Material shown:
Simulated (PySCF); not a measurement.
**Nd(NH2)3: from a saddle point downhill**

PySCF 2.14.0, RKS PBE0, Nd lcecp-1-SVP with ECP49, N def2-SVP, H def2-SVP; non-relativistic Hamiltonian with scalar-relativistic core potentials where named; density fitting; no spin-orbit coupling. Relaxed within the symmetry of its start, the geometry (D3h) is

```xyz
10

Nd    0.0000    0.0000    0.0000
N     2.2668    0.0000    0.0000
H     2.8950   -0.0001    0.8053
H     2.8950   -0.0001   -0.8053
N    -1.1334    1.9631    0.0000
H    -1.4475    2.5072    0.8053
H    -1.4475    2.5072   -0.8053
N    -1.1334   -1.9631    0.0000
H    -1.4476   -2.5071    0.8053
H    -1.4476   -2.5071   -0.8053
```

Activity: When the material above is given again, every line must match it exactly.

Problem solution:
Simulated (PySCF); not a measurement.
**Nd(NH2)3: from a saddle point downhill**

PySCF 2.14.0, RKS PBE0, Nd lcecp-1-SVP with ECP49, N def2-SVP, H def2-SVP; non-relativistic Hamiltonian with scalar-relativistic core potentials where named; density fitting; no spin-orbit coupling. Relaxed within the symmetry of its start, the geometry (D3h) is

```xyz
10

Nd    0.0000    0.0000    0.0000
N     2.2668    0.0000    0.0000
H     2.8950   -0.0001    0.8053
H     2.8950   -0.0001   -0.8053
N    -1.1334    1.9631    0.0000
H    -1.4475    2.5072    0.8053
H    -1.4475    2.5072   -0.8053
N    -1.1334   -1.9631    0.0000
H    -1.4476   -2.5071    0.8053
H    -1.4476   -2.5071   -0.8053
```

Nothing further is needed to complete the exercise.